§ Work instruction
Your response should consist of every record, exactly as given.

§ Information
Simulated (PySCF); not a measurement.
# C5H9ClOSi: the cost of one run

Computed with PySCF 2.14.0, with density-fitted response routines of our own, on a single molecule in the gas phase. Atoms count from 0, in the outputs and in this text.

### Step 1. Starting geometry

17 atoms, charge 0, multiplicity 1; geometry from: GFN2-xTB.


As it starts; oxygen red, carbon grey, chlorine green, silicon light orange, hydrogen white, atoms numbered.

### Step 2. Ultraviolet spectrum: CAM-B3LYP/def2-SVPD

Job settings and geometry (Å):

§ Your response
Simulated (PySCF); not a measurement.
# C5H9ClOSi: the cost of one run

Computed with PySCF 2.14.0, with density-fitted response routines of our own, on a single molecule in the gas phase. Atoms count from 0, in the outputs and in this text.

### Step 1. Starting geometry

17 atoms, charge 0, multiplicity 1; geometry from: GFN2-xTB.


As it starts; oxygen red, carbon grey, chlorine green, silicon light orange, hydrogen white, atoms numbered.

### Step 2. Ultraviolet spectrum: CAM-B3LYP/def2-SVPD

Job settings and geometry (Å):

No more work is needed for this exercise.